** Dataset entries follows **

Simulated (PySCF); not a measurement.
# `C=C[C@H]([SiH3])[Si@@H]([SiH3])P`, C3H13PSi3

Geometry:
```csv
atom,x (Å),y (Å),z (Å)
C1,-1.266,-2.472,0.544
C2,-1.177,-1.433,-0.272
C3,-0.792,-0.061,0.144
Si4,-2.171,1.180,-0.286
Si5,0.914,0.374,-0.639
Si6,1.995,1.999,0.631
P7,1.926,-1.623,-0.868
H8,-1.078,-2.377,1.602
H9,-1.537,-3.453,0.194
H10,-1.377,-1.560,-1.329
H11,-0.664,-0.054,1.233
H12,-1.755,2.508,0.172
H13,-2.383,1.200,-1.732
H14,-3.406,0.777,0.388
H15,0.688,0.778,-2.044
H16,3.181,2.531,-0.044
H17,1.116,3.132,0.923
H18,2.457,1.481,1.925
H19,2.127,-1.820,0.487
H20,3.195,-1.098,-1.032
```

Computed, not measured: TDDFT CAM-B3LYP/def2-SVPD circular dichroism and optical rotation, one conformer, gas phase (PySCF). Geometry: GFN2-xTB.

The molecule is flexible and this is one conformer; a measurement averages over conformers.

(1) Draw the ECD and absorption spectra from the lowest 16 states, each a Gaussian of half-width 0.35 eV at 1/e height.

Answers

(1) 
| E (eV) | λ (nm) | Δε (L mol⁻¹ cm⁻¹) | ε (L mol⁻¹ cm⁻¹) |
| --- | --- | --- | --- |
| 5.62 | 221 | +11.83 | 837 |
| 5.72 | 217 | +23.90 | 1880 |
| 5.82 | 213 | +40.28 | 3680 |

** End of Dataset entries **

* [Required action] Print the material word for word, with nothing left out.

* [Task answer]
Simulated (PySCF); not a measurement.
# `C=C[C@H]([SiH3])[Si@@H]([SiH3])P`, C3H13PSi3

Geometry:
```csv
atom,x (Å),y (Å),z (Å)
C1,-1.266,-2.472,0.544
C2,-1.177,-1.433,-0.272
C3,-0.792,-0.061,0.144
Si4,-2.171,1.180,-0.286
Si5,0.914,0.374,-0.639
Si6,1.995,1.999,0.631
P7,1.926,-1.623,-0.868
H8,-1.078,-2.377,1.602
H9,-1.537,-3.453,0.194
H10,-1.377,-1.560,-1.329
H11,-0.664,-0.054,1.233
H12,-1.755,2.508,0.172
H13,-2.383,1.200,-1.732
H14,-3.406,0.777,0.388
H15,0.688,0.778,-2.044
H16,3.181,2.531,-0.044
H17,1.116,3.132,0.923
H18,2.457,1.481,1.925
H19,2.127,-1.820,0.487
H20,3.195,-1.098,-1.032
```

Computed, not measured: TDDFT CAM-B3LYP/def2-SVPD circular dichroism and optical rotation, one conformer, gas phase (PySCF). Geometry: GFN2-xTB.

The molecule is flexible and this is one conformer; a measurement averages over conformers.

(1) Draw the ECD and absorption spectra from the lowest 16 states, each a Gaussian of half-width 0.35 eV at 1/e height.

Answers

(1) 
| E (eV) | λ (nm) | Δε (L mol⁻¹ cm⁻¹) | ε (L mol⁻¹ cm⁻¹) |
| --- | --- | --- | --- |
| 5.62 | 221 | +11.83 | 837 |
| 5.72 | 217 | +23.90 | 1880 |
| 5.82 | 213 | +40.28 | 3680 |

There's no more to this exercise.